Excerpted data:
........

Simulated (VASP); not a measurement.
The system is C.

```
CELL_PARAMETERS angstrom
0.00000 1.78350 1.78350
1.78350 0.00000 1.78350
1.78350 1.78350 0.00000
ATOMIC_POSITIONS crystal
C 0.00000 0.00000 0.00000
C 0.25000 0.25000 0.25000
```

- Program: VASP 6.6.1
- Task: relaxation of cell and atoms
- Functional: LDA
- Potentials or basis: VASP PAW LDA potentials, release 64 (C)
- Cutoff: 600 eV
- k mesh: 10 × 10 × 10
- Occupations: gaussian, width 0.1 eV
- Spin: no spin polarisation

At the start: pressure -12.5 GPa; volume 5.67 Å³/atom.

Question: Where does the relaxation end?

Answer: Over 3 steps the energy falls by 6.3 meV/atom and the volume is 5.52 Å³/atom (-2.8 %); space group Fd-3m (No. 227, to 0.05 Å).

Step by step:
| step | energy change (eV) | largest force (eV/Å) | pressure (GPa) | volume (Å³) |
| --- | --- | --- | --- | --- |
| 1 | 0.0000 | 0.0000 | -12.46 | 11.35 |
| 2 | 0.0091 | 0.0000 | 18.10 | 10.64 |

........

Assignment:
The records above are to be duplicated in full and exactly.

Response area:
Simulated (VASP); not a measurement.
The system is C.

```
CELL_PARAMETERS angstrom
0.00000 1.78350 1.78350
1.78350 0.00000 1.78350
1.78350 1.78350 0.00000
ATOMIC_POSITIONS crystal
C 0.00000 0.00000 0.00000
C 0.25000 0.25000 0.25000
```

- Program: VASP 6.6.1
- Task: relaxation of cell and atoms
- Functional: LDA
- Potentials or basis: VASP PAW LDA potentials, release 64 (C)
- Cutoff: 600 eV
- k mesh: 10 × 10 × 10
- Occupations: gaussian, width 0.1 eV
- Spin: no spin polarisation

At the start: pressure -12.5 GPa; volume 5.67 Å³/atom.

Question: Where does the relaxation end?

Answer: Over 3 steps the energy falls by 6.3 meV/atom and the volume is 5.52 Å³/atom (-2.8 %); space group Fd-3m (No. 227, to 0.05 Å).

Step by step:
| step | energy change (eV) | largest force (eV/Å) | pressure (GPa) | volume (Å³) |
| --- | --- | --- | --- | --- |
| 1 | 0.0000 | 0.0000 | -12.46 | 11.35 |
| 2 | 0.0091 | 0.0000 | 18.10 | 10.64 |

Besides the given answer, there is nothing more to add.